-----

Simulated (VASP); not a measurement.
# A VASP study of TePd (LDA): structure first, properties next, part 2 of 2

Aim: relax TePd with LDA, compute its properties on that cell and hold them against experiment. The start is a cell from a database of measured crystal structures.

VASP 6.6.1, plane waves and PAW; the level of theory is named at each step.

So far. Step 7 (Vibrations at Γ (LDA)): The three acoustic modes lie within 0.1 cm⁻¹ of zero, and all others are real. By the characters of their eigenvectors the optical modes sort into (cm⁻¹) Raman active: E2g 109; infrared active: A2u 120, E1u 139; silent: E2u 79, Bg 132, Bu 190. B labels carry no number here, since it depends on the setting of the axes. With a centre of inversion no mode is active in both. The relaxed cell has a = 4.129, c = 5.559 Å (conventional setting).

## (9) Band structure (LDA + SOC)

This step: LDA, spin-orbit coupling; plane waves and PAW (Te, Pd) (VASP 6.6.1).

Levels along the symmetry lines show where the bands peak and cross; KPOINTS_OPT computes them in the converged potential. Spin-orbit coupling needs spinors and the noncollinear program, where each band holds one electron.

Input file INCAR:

-----

● EXERCISE
Transcribe the listing from start to finish, exactly as given.

● TASK OUTPUT
Simulated (VASP); not a measurement.
# A VASP study of TePd (LDA): structure first, properties next, part 2 of 2

Aim: relax TePd with LDA, compute its properties on that cell and hold them against experiment. The start is a cell from a database of measured crystal structures.

VASP 6.6.1, plane waves and PAW; the level of theory is named at each step.

So far. Step 7 (Vibrations at Γ (LDA)): The three acoustic modes lie within 0.1 cm⁻¹ of zero, and all others are real. By the characters of their eigenvectors the optical modes sort into (cm⁻¹) Raman active: E2g 109; infrared active: A2u 120, E1u 139; silent: E2u 79, Bg 132, Bu 190. B labels carry no number here, since it depends on the setting of the axes. With a centre of inversion no mode is active in both. The relaxed cell has a = 4.129, c = 5.559 Å (conventional setting).

## (9) Band structure (LDA + SOC)

This step: LDA, spin-orbit coupling; plane waves and PAW (Te, Pd) (VASP 6.6.1).

Levels along the symmetry lines show where the bands peak and cross; KPOINTS_OPT computes them in the converged potential. Spin-orbit coupling needs spinors and the noncollinear program, where each band holds one electron.

Input file INCAR:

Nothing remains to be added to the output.